Records shown:
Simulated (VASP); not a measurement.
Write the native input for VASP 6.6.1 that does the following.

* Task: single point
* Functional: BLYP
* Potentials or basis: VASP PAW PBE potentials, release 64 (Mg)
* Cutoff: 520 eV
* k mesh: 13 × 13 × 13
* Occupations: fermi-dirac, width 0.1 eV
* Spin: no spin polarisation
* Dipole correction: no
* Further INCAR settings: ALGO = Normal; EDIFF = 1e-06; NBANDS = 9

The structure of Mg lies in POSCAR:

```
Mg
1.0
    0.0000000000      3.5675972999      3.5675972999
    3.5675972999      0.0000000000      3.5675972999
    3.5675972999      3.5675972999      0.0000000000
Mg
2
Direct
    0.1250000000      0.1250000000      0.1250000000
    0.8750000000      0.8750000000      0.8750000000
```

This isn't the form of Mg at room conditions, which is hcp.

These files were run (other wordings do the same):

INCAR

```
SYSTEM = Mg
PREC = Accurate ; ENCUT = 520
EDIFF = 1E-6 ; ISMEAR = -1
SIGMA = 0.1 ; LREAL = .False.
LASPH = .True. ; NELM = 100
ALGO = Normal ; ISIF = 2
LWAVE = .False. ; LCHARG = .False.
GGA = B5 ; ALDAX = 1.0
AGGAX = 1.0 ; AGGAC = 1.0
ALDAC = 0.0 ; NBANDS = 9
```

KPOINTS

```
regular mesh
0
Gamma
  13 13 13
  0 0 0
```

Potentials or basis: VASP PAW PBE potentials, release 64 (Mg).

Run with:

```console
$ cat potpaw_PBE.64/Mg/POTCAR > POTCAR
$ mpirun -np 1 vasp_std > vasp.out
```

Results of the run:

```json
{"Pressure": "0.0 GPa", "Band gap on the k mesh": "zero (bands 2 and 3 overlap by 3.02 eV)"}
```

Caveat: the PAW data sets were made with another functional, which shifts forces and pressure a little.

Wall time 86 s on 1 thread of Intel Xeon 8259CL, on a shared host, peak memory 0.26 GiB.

Assigned task: With the line that has "Write the native" as the first and the line that has "Caveat: the PAW" as the last, repeat exactly that run of lines above and no more.

Result:
Write the native input for VASP 6.6.1 that does the following.

* Task: single point
* Functional: BLYP
* Potentials or basis: VASP PAW PBE potentials, release 64 (Mg)
* Cutoff: 520 eV
* k mesh: 13 × 13 × 13
* Occupations: fermi-dirac, width 0.1 eV
* Spin: no spin polarisation
* Dipole correction: no
* Further INCAR settings: ALGO = Normal; EDIFF = 1e-06; NBANDS = 9

The structure of Mg lies in POSCAR:

```
Mg
1.0
    0.0000000000      3.5675972999      3.5675972999
    3.5675972999      0.0000000000      3.5675972999
    3.5675972999      3.5675972999      0.0000000000
Mg
2
Direct
    0.1250000000      0.1250000000      0.1250000000
    0.8750000000      0.8750000000      0.8750000000
```

This isn't the form of Mg at room conditions, which is hcp.

These files were run (other wordings do the same):

INCAR

```
SYSTEM = Mg
PREC = Accurate ; ENCUT = 520
EDIFF = 1E-6 ; ISMEAR = -1
SIGMA = 0.1 ; LREAL = .False.
LASPH = .True. ; NELM = 100
ALGO = Normal ; ISIF = 2
LWAVE = .False. ; LCHARG = .False.
GGA = B5 ; ALDAX = 1.0
AGGAX = 1.0 ; AGGAC = 1.0
ALDAC = 0.0 ; NBANDS = 9
```

KPOINTS

```
regular mesh
0
Gamma
  13 13 13
  0 0 0
```

Potentials or basis: VASP PAW PBE potentials, release 64 (Mg).

Run with:

```console
$ cat potpaw_PBE.64/Mg/POTCAR > POTCAR
$ mpirun -np 1 vasp_std > vasp.out
```

Results of the run:

```json
{"Pressure": "0.0 GPa", "Band gap on the k mesh": "zero (bands 2 and 3 overlap by 3.02 eV)"}
```

Caveat: the PAW data sets were made with another functional, which shifts forces and pressure a little.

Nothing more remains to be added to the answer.